Exercise ▸ From the first line to the last, retype the listing without any alteration.

Material shown ▸
****************************************

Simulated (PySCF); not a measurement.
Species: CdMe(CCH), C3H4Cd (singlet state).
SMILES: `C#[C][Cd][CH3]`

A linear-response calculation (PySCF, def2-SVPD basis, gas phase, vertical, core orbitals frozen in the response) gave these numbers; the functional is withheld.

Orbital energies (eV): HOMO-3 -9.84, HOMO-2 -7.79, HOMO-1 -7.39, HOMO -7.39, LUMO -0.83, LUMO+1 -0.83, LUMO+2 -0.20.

****************************************

Exercise result ▸
Simulated (PySCF); not a measurement.
Species: CdMe(CCH), C3H4Cd (singlet state).
SMILES: `C#[C][Cd][CH3]`

A linear-response calculation (PySCF, def2-SVPD basis, gas phase, vertical, core orbitals frozen in the response) gave these numbers; the functional is withheld.

Orbital energies (eV): HOMO-3 -9.84, HOMO-2 -7.79, HOMO-1 -7.39, HOMO -7.39, LUMO -0.83, LUMO+1 -0.83, LUMO+2 -0.20.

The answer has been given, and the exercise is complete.